________

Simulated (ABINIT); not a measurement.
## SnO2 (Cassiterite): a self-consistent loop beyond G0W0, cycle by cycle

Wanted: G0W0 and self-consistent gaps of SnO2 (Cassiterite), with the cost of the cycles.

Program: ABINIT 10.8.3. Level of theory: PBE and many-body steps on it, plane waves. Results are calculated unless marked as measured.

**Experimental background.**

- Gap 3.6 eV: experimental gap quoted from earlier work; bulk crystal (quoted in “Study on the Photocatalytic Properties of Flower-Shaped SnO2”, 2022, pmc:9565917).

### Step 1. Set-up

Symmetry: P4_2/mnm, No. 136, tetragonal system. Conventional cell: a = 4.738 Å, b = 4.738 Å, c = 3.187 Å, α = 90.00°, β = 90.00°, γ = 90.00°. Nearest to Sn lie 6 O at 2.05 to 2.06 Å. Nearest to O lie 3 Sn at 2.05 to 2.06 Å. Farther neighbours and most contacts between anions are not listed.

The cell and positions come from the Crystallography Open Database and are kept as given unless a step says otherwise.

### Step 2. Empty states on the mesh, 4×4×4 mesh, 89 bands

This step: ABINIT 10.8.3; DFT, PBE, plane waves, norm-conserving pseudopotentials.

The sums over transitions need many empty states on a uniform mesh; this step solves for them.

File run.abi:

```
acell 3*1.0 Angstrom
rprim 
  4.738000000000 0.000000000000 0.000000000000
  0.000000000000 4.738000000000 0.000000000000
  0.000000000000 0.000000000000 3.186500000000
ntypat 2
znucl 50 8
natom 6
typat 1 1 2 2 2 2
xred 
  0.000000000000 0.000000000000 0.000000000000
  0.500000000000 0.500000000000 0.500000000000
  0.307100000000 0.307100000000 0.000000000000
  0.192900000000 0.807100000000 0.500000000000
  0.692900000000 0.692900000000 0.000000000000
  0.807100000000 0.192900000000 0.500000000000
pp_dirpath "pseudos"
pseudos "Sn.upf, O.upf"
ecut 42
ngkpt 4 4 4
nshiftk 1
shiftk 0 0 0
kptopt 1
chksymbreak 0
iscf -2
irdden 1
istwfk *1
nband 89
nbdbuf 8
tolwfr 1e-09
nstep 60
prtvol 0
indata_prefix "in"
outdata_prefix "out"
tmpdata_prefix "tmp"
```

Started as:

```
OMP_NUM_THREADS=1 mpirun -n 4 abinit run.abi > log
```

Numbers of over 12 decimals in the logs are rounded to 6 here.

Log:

________

» ASSIGNED TASK
Retype, exactly as written, everything from the first line of the data above through the line containing "### Step 2.". Nothing else should appear.

» EXERCISE RESPONSE
Simulated (ABINIT); not a measurement.
## SnO2 (Cassiterite): a self-consistent loop beyond G0W0, cycle by cycle

Wanted: G0W0 and self-consistent gaps of SnO2 (Cassiterite), with the cost of the cycles.

Program: ABINIT 10.8.3. Level of theory: PBE and many-body steps on it, plane waves. Results are calculated unless marked as measured.

**Experimental background.**

- Gap 3.6 eV: experimental gap quoted from earlier work; bulk crystal (quoted in “Study on the Photocatalytic Properties of Flower-Shaped SnO2”, 2022, pmc:9565917).

### Step 1. Set-up

Symmetry: P4_2/mnm, No. 136, tetragonal system. Conventional cell: a = 4.738 Å, b = 4.738 Å, c = 3.187 Å, α = 90.00°, β = 90.00°, γ = 90.00°. Nearest to Sn lie 6 O at 2.05 to 2.06 Å. Nearest to O lie 3 Sn at 2.05 to 2.06 Å. Farther neighbours and most contacts between anions are not listed.

The cell and positions come from the Crystallography Open Database and are kept as given unless a step says otherwise.

### Step 2. Empty states on the mesh, 4×4×4 mesh, 89 bands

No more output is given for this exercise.